• **ASSIGNMENT**
Copy word for word, please, the lines of the entries below running from the one containing "### Which element moves most?" to the one containing "Magnesium: up to", both ends included.

• **PROVIDED MATERIAL**
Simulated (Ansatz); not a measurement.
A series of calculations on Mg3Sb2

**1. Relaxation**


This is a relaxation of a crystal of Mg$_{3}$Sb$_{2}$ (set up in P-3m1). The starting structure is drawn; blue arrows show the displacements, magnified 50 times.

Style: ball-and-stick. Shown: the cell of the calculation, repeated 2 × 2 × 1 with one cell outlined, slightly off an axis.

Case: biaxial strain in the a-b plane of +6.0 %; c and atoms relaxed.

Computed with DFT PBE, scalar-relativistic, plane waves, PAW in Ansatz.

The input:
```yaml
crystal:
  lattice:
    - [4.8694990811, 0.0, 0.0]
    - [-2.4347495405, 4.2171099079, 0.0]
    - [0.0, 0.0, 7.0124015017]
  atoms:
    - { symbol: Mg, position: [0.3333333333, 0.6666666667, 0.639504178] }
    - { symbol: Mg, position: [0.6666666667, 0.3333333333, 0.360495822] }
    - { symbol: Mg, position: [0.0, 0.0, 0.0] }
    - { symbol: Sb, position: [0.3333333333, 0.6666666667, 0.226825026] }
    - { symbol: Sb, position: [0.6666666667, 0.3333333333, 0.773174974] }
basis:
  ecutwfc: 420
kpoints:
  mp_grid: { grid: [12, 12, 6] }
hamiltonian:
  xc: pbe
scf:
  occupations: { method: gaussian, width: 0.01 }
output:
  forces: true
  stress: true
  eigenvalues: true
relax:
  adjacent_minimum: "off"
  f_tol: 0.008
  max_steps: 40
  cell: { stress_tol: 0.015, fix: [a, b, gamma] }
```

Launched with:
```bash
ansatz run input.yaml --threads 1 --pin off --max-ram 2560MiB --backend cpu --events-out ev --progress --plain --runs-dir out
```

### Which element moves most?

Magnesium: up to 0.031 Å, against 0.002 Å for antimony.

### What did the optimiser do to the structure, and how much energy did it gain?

• **ANSWER SECTION**
### Which element moves most?

Magnesium: up to 0.031 Å, against 0.002 Å for antimony.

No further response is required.